──────────────────────────────

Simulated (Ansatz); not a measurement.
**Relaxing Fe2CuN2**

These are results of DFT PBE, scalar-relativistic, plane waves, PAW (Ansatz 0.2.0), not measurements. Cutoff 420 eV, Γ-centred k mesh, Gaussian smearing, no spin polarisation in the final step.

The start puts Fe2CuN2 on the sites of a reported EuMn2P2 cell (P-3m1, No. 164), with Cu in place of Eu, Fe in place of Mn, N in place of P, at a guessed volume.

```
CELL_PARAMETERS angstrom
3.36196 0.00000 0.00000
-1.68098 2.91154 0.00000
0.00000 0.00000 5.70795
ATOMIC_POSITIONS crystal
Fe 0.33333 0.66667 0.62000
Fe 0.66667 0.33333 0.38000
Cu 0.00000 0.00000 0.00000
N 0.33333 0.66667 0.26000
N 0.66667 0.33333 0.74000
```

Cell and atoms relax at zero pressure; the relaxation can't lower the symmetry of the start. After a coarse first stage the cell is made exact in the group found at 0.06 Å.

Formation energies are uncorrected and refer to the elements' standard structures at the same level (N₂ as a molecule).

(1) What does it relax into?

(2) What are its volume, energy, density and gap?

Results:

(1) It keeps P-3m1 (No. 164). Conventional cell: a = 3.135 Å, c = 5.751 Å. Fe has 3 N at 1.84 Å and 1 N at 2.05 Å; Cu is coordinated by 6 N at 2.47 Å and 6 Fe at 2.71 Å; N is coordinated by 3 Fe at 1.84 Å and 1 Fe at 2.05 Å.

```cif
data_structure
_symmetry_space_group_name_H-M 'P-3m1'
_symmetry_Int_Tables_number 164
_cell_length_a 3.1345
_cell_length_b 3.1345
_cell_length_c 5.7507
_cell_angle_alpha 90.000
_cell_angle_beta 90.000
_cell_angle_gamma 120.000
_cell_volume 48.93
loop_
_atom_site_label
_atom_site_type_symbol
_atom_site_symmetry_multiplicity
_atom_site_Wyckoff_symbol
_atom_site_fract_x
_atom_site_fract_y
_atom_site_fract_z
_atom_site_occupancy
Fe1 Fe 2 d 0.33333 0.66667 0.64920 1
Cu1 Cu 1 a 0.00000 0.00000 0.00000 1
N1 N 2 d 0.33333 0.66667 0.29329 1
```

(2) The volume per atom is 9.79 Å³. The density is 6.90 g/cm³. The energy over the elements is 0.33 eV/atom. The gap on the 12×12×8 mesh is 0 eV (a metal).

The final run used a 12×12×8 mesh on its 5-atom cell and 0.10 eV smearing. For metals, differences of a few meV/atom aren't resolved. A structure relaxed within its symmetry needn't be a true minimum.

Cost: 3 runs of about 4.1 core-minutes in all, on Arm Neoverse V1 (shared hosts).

──────────────────────────────

__WORK TASK__:
Nothing beyond the line containing "Formation energies are" is to be output; the lines above, from the first one onward to that line, are to be transcribed exactly.

__WORKED SOLUTION__:
Simulated (Ansatz); not a measurement.
**Relaxing Fe2CuN2**

These are results of DFT PBE, scalar-relativistic, plane waves, PAW (Ansatz 0.2.0), not measurements. Cutoff 420 eV, Γ-centred k mesh, Gaussian smearing, no spin polarisation in the final step.

The start puts Fe2CuN2 on the sites of a reported EuMn2P2 cell (P-3m1, No. 164), with Cu in place of Eu, Fe in place of Mn, N in place of P, at a guessed volume.

```
CELL_PARAMETERS angstrom
3.36196 0.00000 0.00000
-1.68098 2.91154 0.00000
0.00000 0.00000 5.70795
ATOMIC_POSITIONS crystal
Fe 0.33333 0.66667 0.62000
Fe 0.66667 0.33333 0.38000
Cu 0.00000 0.00000 0.00000
N 0.33333 0.66667 0.26000
N 0.66667 0.33333 0.74000
```

Cell and atoms relax at zero pressure; the relaxation can't lower the symmetry of the start. After a coarse first stage the cell is made exact in the group found at 0.06 Å.

Formation energies are uncorrected and refer to the elements' standard structures at the same level (N₂ as a molecule).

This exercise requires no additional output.